(Dataset)
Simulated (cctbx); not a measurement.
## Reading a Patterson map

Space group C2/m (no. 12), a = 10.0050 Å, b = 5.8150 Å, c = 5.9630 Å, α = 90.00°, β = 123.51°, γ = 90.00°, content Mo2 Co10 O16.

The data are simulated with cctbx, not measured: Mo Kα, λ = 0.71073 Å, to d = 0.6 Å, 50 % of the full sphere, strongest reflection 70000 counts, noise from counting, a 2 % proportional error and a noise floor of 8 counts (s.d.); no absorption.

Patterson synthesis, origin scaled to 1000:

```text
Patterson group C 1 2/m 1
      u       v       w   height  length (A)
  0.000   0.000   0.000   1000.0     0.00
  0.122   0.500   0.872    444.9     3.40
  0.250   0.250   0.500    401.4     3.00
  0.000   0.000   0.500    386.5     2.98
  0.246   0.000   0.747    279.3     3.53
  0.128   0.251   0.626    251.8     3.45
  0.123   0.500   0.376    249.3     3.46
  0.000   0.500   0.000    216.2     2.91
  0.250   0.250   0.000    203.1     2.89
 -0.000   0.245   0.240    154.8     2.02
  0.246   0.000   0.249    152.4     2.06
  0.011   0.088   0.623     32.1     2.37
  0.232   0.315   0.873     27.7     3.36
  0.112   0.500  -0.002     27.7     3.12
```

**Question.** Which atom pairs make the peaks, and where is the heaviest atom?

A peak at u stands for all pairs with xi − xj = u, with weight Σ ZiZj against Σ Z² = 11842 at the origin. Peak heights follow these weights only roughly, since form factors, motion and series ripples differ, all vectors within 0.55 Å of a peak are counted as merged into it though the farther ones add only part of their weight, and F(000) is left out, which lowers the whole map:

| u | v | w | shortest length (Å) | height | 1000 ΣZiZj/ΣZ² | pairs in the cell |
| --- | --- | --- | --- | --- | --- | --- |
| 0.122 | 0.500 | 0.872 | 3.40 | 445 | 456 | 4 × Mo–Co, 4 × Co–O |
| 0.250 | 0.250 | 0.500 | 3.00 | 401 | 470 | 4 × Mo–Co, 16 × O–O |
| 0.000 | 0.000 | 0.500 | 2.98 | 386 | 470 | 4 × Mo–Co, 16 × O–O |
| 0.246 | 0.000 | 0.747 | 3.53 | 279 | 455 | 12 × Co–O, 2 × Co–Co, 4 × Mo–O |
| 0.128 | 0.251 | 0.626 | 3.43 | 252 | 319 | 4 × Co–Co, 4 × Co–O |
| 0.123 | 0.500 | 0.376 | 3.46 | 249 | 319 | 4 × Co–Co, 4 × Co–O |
(End Dataset)

■ **Work order**
From the first line of the data above through the line containing "The data are", repeat each line exactly, and add nothing.

■ **Written solution**
Simulated (cctbx); not a measurement.
## Reading a Patterson map

Space group C2/m (no. 12), a = 10.0050 Å, b = 5.8150 Å, c = 5.9630 Å, α = 90.00°, β = 123.51°, γ = 90.00°, content Mo2 Co10 O16.

The data are simulated with cctbx, not measured: Mo Kα, λ = 0.71073 Å, to d = 0.6 Å, 50 % of the full sphere, strongest reflection 70000 counts, noise from counting, a 2 % proportional error and a noise floor of 8 counts (s.d.); no absorption.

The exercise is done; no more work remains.